▸ Excerpted data:
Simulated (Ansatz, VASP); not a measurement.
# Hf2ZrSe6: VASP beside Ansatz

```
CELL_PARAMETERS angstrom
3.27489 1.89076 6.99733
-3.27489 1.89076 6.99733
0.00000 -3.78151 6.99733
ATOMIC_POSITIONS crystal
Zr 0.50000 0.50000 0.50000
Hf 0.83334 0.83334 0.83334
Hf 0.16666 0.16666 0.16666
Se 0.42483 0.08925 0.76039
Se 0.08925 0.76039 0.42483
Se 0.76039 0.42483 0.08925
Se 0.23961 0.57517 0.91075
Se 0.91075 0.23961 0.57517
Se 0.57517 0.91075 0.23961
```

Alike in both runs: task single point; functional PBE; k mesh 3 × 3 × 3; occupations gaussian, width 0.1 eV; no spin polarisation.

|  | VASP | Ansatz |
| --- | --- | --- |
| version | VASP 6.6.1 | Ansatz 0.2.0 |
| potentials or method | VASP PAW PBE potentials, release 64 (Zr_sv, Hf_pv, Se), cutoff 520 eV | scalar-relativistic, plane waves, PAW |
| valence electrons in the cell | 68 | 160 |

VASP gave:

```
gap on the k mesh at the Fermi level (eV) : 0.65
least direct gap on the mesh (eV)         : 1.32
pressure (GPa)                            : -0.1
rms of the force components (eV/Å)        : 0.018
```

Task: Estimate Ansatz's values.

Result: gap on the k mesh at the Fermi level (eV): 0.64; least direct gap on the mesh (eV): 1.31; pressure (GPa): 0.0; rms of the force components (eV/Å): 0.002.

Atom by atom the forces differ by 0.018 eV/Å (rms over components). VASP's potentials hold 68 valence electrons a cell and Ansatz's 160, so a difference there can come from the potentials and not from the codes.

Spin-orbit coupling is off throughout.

▸ Assigned task: Copy out the entries above exactly as given, starting at the top and ending with the line containing "Ansatz 0.2.0 |"; include both and nothing more.

▸ Result:
Simulated (Ansatz, VASP); not a measurement.
# Hf2ZrSe6: VASP beside Ansatz

```
CELL_PARAMETERS angstrom
3.27489 1.89076 6.99733
-3.27489 1.89076 6.99733
0.00000 -3.78151 6.99733
ATOMIC_POSITIONS crystal
Zr 0.50000 0.50000 0.50000
Hf 0.83334 0.83334 0.83334
Hf 0.16666 0.16666 0.16666
Se 0.42483 0.08925 0.76039
Se 0.08925 0.76039 0.42483
Se 0.76039 0.42483 0.08925
Se 0.23961 0.57517 0.91075
Se 0.91075 0.23961 0.57517
Se 0.57517 0.91075 0.23961
```

Alike in both runs: task single point; functional PBE; k mesh 3 × 3 × 3; occupations gaussian, width 0.1 eV; no spin polarisation.

|  | VASP | Ansatz |
| --- | --- | --- |
| version | VASP 6.6.1 | Ansatz 0.2.0 |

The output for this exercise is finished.